Without dropping or altering a single word, give the listing again.

Top of Data shown

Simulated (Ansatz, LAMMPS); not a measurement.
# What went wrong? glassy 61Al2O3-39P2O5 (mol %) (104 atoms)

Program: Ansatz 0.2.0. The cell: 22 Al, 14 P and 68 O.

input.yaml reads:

Bottom of Data shown

- [Written response]
Simulated (Ansatz, LAMMPS); not a measurement.
# What went wrong? glassy 61Al2O3-39P2O5 (mol %) (104 atoms)

Program: Ansatz 0.2.0. The cell: 22 Al, 14 P and 68 O.

input.yaml reads:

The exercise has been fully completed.